→ INFORMATION SHOWN:
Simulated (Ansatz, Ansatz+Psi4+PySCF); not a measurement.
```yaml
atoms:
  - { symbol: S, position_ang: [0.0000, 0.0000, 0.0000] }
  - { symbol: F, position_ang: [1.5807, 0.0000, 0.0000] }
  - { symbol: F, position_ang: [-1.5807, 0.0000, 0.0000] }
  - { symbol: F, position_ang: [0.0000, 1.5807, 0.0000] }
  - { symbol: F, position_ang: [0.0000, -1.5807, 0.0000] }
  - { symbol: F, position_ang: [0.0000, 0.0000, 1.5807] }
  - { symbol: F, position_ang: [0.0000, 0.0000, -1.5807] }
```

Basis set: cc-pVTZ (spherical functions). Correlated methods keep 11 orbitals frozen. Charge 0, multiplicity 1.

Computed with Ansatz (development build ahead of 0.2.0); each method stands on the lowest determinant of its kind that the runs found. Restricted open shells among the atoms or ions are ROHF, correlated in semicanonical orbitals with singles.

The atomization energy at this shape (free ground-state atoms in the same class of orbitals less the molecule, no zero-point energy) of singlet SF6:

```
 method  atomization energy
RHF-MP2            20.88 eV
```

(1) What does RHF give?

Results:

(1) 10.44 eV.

→ WORK TASK: A complete and exact reproduction of the data is needed.

→ RESPONSE:
Simulated (Ansatz, Ansatz+Psi4+PySCF); not a measurement.
```yaml
atoms:
  - { symbol: S, position_ang: [0.0000, 0.0000, 0.0000] }
  - { symbol: F, position_ang: [1.5807, 0.0000, 0.0000] }
  - { symbol: F, position_ang: [-1.5807, 0.0000, 0.0000] }
  - { symbol: F, position_ang: [0.0000, 1.5807, 0.0000] }
  - { symbol: F, position_ang: [0.0000, -1.5807, 0.0000] }
  - { symbol: F, position_ang: [0.0000, 0.0000, 1.5807] }
  - { symbol: F, position_ang: [0.0000, 0.0000, -1.5807] }
```

Basis set: cc-pVTZ (spherical functions). Correlated methods keep 11 orbitals frozen. Charge 0, multiplicity 1.

Computed with Ansatz (development build ahead of 0.2.0); each method stands on the lowest determinant of its kind that the runs found. Restricted open shells among the atoms or ions are ROHF, correlated in semicanonical orbitals with singles.

The atomization energy at this shape (free ground-state atoms in the same class of orbitals less the molecule, no zero-point energy) of singlet SF6:

```
 method  atomization energy
RHF-MP2            20.88 eV
```

(1) What does RHF give?

Results:

(1) 10.44 eV.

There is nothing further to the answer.